→ DATASET ENTRIES:
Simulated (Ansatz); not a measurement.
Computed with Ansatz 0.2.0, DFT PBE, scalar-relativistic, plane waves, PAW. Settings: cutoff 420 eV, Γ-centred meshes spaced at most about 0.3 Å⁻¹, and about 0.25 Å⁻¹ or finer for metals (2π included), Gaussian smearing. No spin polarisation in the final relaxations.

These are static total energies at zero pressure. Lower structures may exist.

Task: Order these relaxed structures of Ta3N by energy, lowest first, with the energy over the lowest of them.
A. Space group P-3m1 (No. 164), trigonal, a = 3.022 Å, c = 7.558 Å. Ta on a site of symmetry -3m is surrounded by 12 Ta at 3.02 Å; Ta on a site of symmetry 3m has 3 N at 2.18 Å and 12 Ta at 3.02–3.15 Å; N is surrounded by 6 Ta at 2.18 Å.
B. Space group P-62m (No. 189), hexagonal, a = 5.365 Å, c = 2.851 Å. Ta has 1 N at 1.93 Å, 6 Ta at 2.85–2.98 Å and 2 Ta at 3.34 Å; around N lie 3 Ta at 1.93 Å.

→ WORK ITEM: Exactly as written, repeat each line from the beginning of the data above to the line containing "Computed with Ansatz", inclusive.

→ WRITTEN REPLY:
Simulated (Ansatz); not a measurement.
Computed with Ansatz 0.2.0, DFT PBE, scalar-relativistic, plane waves, PAW. Settings: cutoff 420 eV, Γ-centred meshes spaced at most about 0.3 Å⁻¹, and about 0.25 Å⁻¹ or finer for metals (2π included), Gaussian smearing. No spin polarisation in the final relaxations.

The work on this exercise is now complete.